Brief: The expected answer holds every line from the first line of the data below through the line containing "Answer: x = 0.35: 6.551", exactly as written, and no other line.

Stored data:
== Segment start ==
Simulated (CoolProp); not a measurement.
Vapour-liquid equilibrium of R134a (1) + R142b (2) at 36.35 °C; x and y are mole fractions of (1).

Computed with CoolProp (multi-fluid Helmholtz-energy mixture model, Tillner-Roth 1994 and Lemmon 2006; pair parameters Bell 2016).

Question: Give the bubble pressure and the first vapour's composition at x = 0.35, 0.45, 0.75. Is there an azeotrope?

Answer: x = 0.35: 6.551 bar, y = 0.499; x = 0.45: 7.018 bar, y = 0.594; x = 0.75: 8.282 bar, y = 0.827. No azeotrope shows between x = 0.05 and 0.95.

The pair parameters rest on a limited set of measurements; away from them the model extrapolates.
== Segment end ==

Worked solution:
Simulated (CoolProp); not a measurement.
Vapour-liquid equilibrium of R134a (1) + R142b (2) at 36.35 °C; x and y are mole fractions of (1).

Computed with CoolProp (multi-fluid Helmholtz-energy mixture model, Tillner-Roth 1994 and Lemmon 2006; pair parameters Bell 2016).

Question: Give the bubble pressure and the first vapour's composition at x = 0.35, 0.45, 0.75. Is there an azeotrope?

Answer: x = 0.35: 6.551 bar, y = 0.499; x = 0.45: 7.018 bar, y = 0.594; x = 0.75: 8.282 bar, y = 0.827. No azeotrope shows between x = 0.05 and 0.95.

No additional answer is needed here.